==== Entries supplied

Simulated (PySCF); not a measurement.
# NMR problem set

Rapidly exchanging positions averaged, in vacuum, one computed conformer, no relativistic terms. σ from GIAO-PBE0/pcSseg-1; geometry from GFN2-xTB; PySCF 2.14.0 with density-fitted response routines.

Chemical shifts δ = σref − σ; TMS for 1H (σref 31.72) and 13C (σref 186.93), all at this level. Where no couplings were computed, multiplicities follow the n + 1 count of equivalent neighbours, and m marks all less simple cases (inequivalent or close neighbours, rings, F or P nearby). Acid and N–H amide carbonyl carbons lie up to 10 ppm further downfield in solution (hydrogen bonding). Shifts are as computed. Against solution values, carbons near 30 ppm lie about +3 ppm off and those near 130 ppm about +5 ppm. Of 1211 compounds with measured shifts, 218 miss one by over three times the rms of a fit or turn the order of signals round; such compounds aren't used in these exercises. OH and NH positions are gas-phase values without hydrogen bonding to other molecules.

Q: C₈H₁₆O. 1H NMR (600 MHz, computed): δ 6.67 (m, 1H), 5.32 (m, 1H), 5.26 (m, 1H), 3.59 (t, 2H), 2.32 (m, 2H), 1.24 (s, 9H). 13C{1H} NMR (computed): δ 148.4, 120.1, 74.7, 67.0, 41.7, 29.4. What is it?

========

Action item:
The response must consist of the lines above, from the first one through the line containing "Chemical shifts δ", reproduced exactly.

Exercise solution:
Simulated (PySCF); not a measurement.
# NMR problem set

Rapidly exchanging positions averaged, in vacuum, one computed conformer, no relativistic terms. σ from GIAO-PBE0/pcSseg-1; geometry from GFN2-xTB; PySCF 2.14.0 with density-fitted response routines.

Chemical shifts δ = σref − σ; TMS for 1H (σref 31.72) and 13C (σref 186.93), all at this level. Where no couplings were computed, multiplicities follow the n + 1 count of equivalent neighbours, and m marks all less simple cases (inequivalent or close neighbours, rings, F or P nearby). Acid and N–H amide carbonyl carbons lie up to 10 ppm further downfield in solution (hydrogen bonding). Shifts are as computed. Against solution values, carbons near 30 ppm lie about +3 ppm off and those near 130 ppm about +5 ppm. Of 1211 compounds with measured shifts, 218 miss one by over three times the rms of a fit or turn the order of signals round; such compounds aren't used in these exercises. OH and NH positions are gas-phase values without hydrogen bonding to other molecules.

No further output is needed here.